Supplied records:
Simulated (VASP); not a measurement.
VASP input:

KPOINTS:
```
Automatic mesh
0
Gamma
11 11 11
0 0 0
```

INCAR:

Exercise:
Each entry above is to be copied out exactly.

Worked solution:
Simulated (VASP); not a measurement.
VASP input:

KPOINTS:
```
Automatic mesh
0
Gamma
11 11 11
0 0 0
```

INCAR:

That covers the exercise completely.